Provided material:
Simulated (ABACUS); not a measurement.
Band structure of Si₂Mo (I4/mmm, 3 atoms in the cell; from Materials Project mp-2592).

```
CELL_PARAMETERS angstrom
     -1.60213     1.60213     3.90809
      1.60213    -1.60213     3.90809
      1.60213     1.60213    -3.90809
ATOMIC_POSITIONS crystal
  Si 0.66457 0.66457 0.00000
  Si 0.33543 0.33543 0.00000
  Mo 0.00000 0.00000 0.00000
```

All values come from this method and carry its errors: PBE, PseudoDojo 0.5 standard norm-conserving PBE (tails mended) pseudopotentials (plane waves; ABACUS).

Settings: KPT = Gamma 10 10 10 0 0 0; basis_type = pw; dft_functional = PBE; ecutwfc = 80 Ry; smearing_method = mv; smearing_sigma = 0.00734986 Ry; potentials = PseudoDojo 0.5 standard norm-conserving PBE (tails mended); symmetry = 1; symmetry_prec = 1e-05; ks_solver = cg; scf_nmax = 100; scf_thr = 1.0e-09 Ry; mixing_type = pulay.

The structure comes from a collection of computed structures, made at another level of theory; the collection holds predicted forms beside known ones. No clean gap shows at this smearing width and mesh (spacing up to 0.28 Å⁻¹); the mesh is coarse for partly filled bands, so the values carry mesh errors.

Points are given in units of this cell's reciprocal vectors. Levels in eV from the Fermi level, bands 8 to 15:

Assigned task:
Give back exactly the lines from the beginning of the records through the line containing "The structure comes", and only those.

Response box:
Simulated (ABACUS); not a measurement.
Band structure of Si₂Mo (I4/mmm, 3 atoms in the cell; from Materials Project mp-2592).

```
CELL_PARAMETERS angstrom
     -1.60213     1.60213     3.90809
      1.60213    -1.60213     3.90809
      1.60213     1.60213    -3.90809
ATOMIC_POSITIONS crystal
  Si 0.66457 0.66457 0.00000
  Si 0.33543 0.33543 0.00000
  Mo 0.00000 0.00000 0.00000
```

All values come from this method and carry its errors: PBE, PseudoDojo 0.5 standard norm-conserving PBE (tails mended) pseudopotentials (plane waves; ABACUS).

Settings: KPT = Gamma 10 10 10 0 0 0; basis_type = pw; dft_functional = PBE; ecutwfc = 80 Ry; smearing_method = mv; smearing_sigma = 0.00734986 Ry; potentials = PseudoDojo 0.5 standard norm-conserving PBE (tails mended); symmetry = 1; symmetry_prec = 1e-05; ks_solver = cg; scf_nmax = 100; scf_thr = 1.0e-09 Ry; mixing_type = pulay.

The structure comes from a collection of computed structures, made at another level of theory; the collection holds predicted forms beside known ones. No clean gap shows at this smearing width and mesh (spacing up to 0.28 Å⁻¹); the mesh is coarse for partly filled bands, so the values carry mesh errors.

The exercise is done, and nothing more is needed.